### Data to examine
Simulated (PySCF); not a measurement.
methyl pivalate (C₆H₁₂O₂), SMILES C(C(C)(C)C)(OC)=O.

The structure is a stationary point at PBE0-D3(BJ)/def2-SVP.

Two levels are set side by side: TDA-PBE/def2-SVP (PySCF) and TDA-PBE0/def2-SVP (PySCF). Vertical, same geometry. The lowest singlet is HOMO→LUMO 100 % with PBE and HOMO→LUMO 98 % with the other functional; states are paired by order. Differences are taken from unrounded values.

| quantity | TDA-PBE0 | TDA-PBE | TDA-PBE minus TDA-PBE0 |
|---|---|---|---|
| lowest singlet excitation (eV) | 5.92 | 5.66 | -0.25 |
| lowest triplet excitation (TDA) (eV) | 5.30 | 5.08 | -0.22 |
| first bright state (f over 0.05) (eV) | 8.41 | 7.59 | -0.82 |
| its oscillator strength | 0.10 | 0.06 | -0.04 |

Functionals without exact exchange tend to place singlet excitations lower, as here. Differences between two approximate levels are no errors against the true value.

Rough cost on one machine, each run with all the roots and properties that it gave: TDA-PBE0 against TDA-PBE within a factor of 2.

### Assignment
Having read the records, return each one exactly.

### Written solution
Simulated (PySCF); not a measurement.
methyl pivalate (C₆H₁₂O₂), SMILES C(C(C)(C)C)(OC)=O.

The structure is a stationary point at PBE0-D3(BJ)/def2-SVP.

Two levels are set side by side: TDA-PBE/def2-SVP (PySCF) and TDA-PBE0/def2-SVP (PySCF). Vertical, same geometry. The lowest singlet is HOMO→LUMO 100 % with PBE and HOMO→LUMO 98 % with the other functional; states are paired by order. Differences are taken from unrounded values.

| quantity | TDA-PBE0 | TDA-PBE | TDA-PBE minus TDA-PBE0 |
|---|---|---|---|
| lowest singlet excitation (eV) | 5.92 | 5.66 | -0.25 |
| lowest triplet excitation (TDA) (eV) | 5.30 | 5.08 | -0.22 |
| first bright state (f over 0.05) (eV) | 8.41 | 7.59 | -0.82 |
| its oscillator strength | 0.10 | 0.06 | -0.04 |

Functionals without exact exchange tend to place singlet excitations lower, as here. Differences between two approximate levels are no errors against the true value.

Rough cost on one machine, each run with all the roots and properties that it gave: TDA-PBE0 against TDA-PBE within a factor of 2.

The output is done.